## Work instruction
Each record needs to be echoed exactly; can you do that?

Information given section start

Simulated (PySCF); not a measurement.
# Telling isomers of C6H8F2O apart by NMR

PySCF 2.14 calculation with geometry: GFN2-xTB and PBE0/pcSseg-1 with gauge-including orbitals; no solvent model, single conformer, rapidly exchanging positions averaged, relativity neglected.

Information given section end

## Response
Simulated (PySCF); not a measurement.
# Telling isomers of C6H8F2O apart by NMR

PySCF 2.14 calculation with geometry: GFN2-xTB and PBE0/pcSseg-1 with gauge-including orbitals; no solvent model, single conformer, rapidly exchanging positions averaged, relativity neglected.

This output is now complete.